### Work task
Word for word, retype the records below.

### Provided data
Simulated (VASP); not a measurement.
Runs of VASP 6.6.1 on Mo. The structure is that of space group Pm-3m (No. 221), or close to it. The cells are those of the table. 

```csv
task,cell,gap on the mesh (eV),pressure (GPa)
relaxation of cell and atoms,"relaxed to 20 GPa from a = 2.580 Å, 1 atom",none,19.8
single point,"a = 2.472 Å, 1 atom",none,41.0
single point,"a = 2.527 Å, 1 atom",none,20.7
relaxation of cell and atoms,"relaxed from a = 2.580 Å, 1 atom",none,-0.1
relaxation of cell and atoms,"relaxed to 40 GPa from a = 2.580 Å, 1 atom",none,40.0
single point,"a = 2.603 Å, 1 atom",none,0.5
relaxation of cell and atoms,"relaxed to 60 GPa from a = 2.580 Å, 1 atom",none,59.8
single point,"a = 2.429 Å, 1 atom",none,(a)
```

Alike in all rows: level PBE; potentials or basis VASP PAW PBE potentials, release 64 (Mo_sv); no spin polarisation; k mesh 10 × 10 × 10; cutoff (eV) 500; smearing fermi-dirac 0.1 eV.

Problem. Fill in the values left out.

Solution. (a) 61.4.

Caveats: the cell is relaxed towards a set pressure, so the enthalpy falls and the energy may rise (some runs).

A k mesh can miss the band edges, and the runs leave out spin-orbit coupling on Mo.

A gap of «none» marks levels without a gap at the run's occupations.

### Response box
Simulated (VASP); not a measurement.
Runs of VASP 6.6.1 on Mo. The structure is that of space group Pm-3m (No. 221), or close to it. The cells are those of the table. 

```csv
task,cell,gap on the mesh (eV),pressure (GPa)
relaxation of cell and atoms,"relaxed to 20 GPa from a = 2.580 Å, 1 atom",none,19.8
single point,"a = 2.472 Å, 1 atom",none,41.0
single point,"a = 2.527 Å, 1 atom",none,20.7
relaxation of cell and atoms,"relaxed from a = 2.580 Å, 1 atom",none,-0.1
relaxation of cell and atoms,"relaxed to 40 GPa from a = 2.580 Å, 1 atom",none,40.0
single point,"a = 2.603 Å, 1 atom",none,0.5
relaxation of cell and atoms,"relaxed to 60 GPa from a = 2.580 Å, 1 atom",none,59.8
single point,"a = 2.429 Å, 1 atom",none,(a)
```

Alike in all rows: level PBE; potentials or basis VASP PAW PBE potentials, release 64 (Mo_sv); no spin polarisation; k mesh 10 × 10 × 10; cutoff (eV) 500; smearing fermi-dirac 0.1 eV.

Problem. Fill in the values left out.

Solution. (a) 61.4.

Caveats: the cell is relaxed towards a set pressure, so the enthalpy falls and the energy may rise (some runs).

A k mesh can miss the band edges, and the runs leave out spin-orbit coupling on Mo.

A gap of «none» marks levels without a gap at the run's occupations.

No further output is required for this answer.